════════════════════

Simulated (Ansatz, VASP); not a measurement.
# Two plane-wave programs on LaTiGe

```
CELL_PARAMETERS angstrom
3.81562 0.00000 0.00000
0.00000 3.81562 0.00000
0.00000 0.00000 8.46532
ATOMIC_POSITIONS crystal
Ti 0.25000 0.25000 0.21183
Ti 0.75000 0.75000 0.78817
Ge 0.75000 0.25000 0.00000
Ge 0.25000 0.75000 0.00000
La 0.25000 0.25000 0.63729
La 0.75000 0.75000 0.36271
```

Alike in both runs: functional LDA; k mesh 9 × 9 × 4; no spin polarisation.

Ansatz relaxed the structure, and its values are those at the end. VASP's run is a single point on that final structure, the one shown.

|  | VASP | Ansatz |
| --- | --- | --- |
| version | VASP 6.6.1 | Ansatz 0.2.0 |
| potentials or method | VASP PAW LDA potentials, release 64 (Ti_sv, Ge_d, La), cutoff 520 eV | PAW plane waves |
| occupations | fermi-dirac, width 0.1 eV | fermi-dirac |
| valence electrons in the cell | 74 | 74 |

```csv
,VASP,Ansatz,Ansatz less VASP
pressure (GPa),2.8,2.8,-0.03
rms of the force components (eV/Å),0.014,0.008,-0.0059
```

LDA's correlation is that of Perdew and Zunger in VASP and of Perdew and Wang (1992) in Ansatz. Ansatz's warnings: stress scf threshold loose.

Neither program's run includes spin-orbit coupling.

════════════════════

**TASK ITEM**
Give back exactly the lines from the beginning of the records through the line containing "LDA's correlation is", and only those.

**YOUR RESPONSE**
Simulated (Ansatz, VASP); not a measurement.
# Two plane-wave programs on LaTiGe

```
CELL_PARAMETERS angstrom
3.81562 0.00000 0.00000
0.00000 3.81562 0.00000
0.00000 0.00000 8.46532
ATOMIC_POSITIONS crystal
Ti 0.25000 0.25000 0.21183
Ti 0.75000 0.75000 0.78817
Ge 0.75000 0.25000 0.00000
Ge 0.25000 0.75000 0.00000
La 0.25000 0.25000 0.63729
La 0.75000 0.75000 0.36271
```

Alike in both runs: functional LDA; k mesh 9 × 9 × 4; no spin polarisation.

Ansatz relaxed the structure, and its values are those at the end. VASP's run is a single point on that final structure, the one shown.

|  | VASP | Ansatz |
| --- | --- | --- |
| version | VASP 6.6.1 | Ansatz 0.2.0 |
| potentials or method | VASP PAW LDA potentials, release 64 (Ti_sv, Ge_d, La), cutoff 520 eV | PAW plane waves |
| occupations | fermi-dirac, width 0.1 eV | fermi-dirac |
| valence electrons in the cell | 74 | 74 |

```csv
,VASP,Ansatz,Ansatz less VASP
pressure (GPa),2.8,2.8,-0.03
rms of the force components (eV/Å),0.014,0.008,-0.0059
```

LDA's correlation is that of Perdew and Zunger in VASP and of Perdew and Wang (1992) in Ansatz. Ansatz's warnings: stress scf threshold loose.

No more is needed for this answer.